━━ Extracted material ━━
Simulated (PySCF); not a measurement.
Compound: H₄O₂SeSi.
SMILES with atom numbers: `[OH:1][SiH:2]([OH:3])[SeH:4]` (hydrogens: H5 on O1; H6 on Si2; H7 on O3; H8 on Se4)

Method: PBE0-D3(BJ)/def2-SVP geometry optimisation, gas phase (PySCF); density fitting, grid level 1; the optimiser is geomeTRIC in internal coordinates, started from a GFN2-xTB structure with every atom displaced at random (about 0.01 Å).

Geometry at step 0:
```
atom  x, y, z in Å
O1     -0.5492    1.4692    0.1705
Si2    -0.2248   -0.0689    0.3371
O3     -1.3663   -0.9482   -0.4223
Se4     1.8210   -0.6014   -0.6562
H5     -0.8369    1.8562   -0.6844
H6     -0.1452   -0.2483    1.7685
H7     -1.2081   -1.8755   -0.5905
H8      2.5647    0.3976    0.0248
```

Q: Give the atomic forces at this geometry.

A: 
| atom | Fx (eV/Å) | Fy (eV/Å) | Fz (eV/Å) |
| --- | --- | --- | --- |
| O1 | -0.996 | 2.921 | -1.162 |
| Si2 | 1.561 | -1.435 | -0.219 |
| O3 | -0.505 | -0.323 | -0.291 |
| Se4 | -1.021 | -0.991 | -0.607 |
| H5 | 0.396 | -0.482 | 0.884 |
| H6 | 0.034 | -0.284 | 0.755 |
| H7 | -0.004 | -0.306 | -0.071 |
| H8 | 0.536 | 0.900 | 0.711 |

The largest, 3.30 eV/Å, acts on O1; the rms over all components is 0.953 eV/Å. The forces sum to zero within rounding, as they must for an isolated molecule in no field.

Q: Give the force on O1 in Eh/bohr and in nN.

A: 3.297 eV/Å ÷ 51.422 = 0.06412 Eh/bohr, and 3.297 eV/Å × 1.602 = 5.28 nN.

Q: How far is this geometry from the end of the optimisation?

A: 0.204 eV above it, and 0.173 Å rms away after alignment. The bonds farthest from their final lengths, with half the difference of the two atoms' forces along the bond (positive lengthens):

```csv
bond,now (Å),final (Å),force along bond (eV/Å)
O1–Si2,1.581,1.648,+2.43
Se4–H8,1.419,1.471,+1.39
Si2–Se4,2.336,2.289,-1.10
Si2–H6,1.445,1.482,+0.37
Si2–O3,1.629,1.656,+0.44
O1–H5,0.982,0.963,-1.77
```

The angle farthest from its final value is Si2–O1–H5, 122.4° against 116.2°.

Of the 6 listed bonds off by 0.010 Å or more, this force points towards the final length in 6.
━━━

Copy the lines from the start of the data verbatim, stopping after the line containing "Q: Give the atomic forces at this geometry.".

Simulated (PySCF); not a measurement.
Compound: H₄O₂SeSi.
SMILES with atom numbers: `[OH:1][SiH:2]([OH:3])[SeH:4]` (hydrogens: H5 on O1; H6 on Si2; H7 on O3; H8 on Se4)

Method: PBE0-D3(BJ)/def2-SVP geometry optimisation, gas phase (PySCF); density fitting, grid level 1; the optimiser is geomeTRIC in internal coordinates, started from a GFN2-xTB structure with every atom displaced at random (about 0.01 Å).

Geometry at step 0:
```
atom  x, y, z in Å
O1     -0.5492    1.4692    0.1705
Si2    -0.2248   -0.0689    0.3371
O3     -1.3663   -0.9482   -0.4223
Se4     1.8210   -0.6014   -0.6562
H5     -0.8369    1.8562   -0.6844
H6     -0.1452   -0.2483    1.7685
H7     -1.2081   -1.8755   -0.5905
H8      2.5647    0.3976    0.0248
```

Q: Give the atomic forces at this geometry.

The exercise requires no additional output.